**Brief:** Begin at the top of the records and copy each line exactly. The line containing "Its results: band" is the last one to include.

-- -- --

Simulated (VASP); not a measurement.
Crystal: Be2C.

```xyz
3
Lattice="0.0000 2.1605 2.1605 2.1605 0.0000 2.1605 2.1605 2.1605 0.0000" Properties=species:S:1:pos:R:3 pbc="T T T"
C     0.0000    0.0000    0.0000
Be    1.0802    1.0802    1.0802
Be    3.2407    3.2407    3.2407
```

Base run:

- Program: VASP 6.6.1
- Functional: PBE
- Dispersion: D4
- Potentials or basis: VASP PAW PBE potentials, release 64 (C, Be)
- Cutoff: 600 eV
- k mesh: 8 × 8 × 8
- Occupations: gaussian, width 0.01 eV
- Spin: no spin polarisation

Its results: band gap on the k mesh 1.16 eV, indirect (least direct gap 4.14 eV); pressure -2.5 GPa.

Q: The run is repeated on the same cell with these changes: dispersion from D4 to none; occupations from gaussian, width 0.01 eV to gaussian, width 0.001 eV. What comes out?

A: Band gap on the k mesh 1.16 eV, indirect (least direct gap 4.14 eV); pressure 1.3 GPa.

-- -- --

**Task response:**
Simulated (VASP); not a measurement.
Crystal: Be2C.

```xyz
3
Lattice="0.0000 2.1605 2.1605 2.1605 0.0000 2.1605 2.1605 2.1605 0.0000" Properties=species:S:1:pos:R:3 pbc="T T T"
C     0.0000    0.0000    0.0000
Be    1.0802    1.0802    1.0802
Be    3.2407    3.2407    3.2407
```

Base run:

- Program: VASP 6.6.1
- Functional: PBE
- Dispersion: D4
- Potentials or basis: VASP PAW PBE potentials, release 64 (C, Be)
- Cutoff: 600 eV
- k mesh: 8 × 8 × 8
- Occupations: gaussian, width 0.01 eV
- Spin: no spin polarisation

Its results: band gap on the k mesh 1.16 eV, indirect (least direct gap 4.14 eV); pressure -2.5 GPa.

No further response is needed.